— ENTRIES PROVIDED —
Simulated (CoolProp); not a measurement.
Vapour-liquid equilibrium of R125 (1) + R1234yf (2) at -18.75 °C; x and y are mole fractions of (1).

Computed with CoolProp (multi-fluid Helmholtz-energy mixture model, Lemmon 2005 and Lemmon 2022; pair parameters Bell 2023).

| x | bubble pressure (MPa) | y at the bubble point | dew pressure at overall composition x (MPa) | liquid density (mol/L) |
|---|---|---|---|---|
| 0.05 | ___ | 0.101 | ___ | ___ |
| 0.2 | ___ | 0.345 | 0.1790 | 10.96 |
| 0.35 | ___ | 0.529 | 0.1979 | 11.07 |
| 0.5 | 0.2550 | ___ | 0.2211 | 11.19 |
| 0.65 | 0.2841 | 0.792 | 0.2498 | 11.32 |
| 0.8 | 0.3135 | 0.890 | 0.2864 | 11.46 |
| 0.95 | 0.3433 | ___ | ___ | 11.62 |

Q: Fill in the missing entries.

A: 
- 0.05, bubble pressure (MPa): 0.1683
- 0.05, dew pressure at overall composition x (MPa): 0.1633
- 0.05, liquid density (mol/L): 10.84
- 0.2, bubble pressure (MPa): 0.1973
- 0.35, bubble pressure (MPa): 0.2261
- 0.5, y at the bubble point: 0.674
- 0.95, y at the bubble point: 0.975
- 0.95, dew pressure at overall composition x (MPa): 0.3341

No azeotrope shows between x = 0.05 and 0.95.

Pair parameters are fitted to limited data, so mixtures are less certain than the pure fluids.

— REQUIRED ACTION —
Return each line exactly, beginning at the start of the material above and ending at the line that includes "0.1979 | 11.07 |", with both of those kept.

— ANSWER SPACE —
Simulated (CoolProp); not a measurement.
Vapour-liquid equilibrium of R125 (1) + R1234yf (2) at -18.75 °C; x and y are mole fractions of (1).

Computed with CoolProp (multi-fluid Helmholtz-energy mixture model, Lemmon 2005 and Lemmon 2022; pair parameters Bell 2023).

| x | bubble pressure (MPa) | y at the bubble point | dew pressure at overall composition x (MPa) | liquid density (mol/L) |
|---|---|---|---|---|
| 0.05 | ___ | 0.101 | ___ | ___ |
| 0.2 | ___ | 0.345 | 0.1790 | 10.96 |
| 0.35 | ___ | 0.529 | 0.1979 | 11.07 |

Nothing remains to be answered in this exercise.